=== SUPPLIED RECORDS ===

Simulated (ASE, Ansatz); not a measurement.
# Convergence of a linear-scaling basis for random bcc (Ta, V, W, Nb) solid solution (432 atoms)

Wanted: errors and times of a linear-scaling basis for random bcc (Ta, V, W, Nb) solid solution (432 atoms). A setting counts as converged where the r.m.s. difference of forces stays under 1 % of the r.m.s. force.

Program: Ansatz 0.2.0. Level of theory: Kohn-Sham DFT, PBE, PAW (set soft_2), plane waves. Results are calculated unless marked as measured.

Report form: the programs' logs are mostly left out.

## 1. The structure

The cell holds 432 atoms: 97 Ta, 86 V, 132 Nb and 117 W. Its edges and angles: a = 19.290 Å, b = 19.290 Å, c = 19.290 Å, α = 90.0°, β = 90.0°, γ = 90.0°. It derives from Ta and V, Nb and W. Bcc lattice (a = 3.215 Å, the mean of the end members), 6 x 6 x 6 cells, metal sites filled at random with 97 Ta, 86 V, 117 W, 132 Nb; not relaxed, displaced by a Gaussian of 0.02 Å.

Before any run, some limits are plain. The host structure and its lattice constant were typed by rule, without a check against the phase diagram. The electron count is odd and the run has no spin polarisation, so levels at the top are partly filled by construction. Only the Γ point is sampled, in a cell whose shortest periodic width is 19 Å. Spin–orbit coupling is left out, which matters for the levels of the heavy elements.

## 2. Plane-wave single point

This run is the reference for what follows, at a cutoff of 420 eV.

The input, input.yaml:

===

ASSIGNED TASK: In the data above, find the line with "## 2. Plane-wave single point" and the line with "This run is". Retype both, plus every line between them, exactly.

EXPECTED ANSWER:
## 2. Plane-wave single point

This run is the reference for what follows, at a cutoff of 420 eV.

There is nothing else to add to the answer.